- **WORK TASK**:
Repeat nothing but the lines below running from the one containing "Property | Result |" to the one containing "Run time: 5.4". Keep both end lines.

- **GIVEN ENTRIES**:
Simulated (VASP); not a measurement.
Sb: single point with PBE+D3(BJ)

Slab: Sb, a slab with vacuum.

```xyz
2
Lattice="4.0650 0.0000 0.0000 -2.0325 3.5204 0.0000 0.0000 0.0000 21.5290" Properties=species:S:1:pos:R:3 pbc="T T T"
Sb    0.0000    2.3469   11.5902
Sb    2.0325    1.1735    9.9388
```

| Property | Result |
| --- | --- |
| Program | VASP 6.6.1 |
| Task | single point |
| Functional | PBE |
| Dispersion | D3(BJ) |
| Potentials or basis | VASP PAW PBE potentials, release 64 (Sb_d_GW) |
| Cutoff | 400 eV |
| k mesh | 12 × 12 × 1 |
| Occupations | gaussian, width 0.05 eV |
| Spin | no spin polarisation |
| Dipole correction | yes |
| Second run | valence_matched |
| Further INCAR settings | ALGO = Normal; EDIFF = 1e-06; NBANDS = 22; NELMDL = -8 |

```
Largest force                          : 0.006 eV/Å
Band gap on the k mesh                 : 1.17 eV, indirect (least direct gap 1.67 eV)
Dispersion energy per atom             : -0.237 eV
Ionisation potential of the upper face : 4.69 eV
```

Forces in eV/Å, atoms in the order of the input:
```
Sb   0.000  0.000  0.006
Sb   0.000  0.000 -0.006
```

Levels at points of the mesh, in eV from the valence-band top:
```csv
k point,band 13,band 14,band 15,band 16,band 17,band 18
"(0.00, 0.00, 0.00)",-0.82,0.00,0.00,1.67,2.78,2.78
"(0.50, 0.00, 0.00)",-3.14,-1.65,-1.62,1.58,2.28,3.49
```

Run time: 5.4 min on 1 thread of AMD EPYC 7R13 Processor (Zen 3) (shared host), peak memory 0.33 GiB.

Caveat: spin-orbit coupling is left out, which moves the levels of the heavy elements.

- **ANSWER BOX**:
| Property | Result |
| --- | --- |
| Program | VASP 6.6.1 |
| Task | single point |
| Functional | PBE |
| Dispersion | D3(BJ) |
| Potentials or basis | VASP PAW PBE potentials, release 64 (Sb_d_GW) |
| Cutoff | 400 eV |
| k mesh | 12 × 12 × 1 |
| Occupations | gaussian, width 0.05 eV |
| Spin | no spin polarisation |
| Dipole correction | yes |
| Second run | valence_matched |
| Further INCAR settings | ALGO = Normal; EDIFF = 1e-06; NBANDS = 22; NELMDL = -8 |

```
Largest force                          : 0.006 eV/Å
Band gap on the k mesh                 : 1.17 eV, indirect (least direct gap 1.67 eV)
Dispersion energy per atom             : -0.237 eV
Ionisation potential of the upper face : 4.69 eV
```

Forces in eV/Å, atoms in the order of the input:
```
Sb   0.000  0.000  0.006
Sb   0.000  0.000 -0.006
```

Levels at points of the mesh, in eV from the valence-band top:
```csv
k point,band 13,band 14,band 15,band 16,band 17,band 18
"(0.00, 0.00, 0.00)",-0.82,0.00,0.00,1.67,2.78,2.78
"(0.50, 0.00, 0.00)",-3.14,-1.65,-1.62,1.58,2.28,3.49
```

Run time: 5.4 min on 1 thread of AMD EPYC 7R13 Processor (Zen 3) (shared host), peak memory 0.33 GiB.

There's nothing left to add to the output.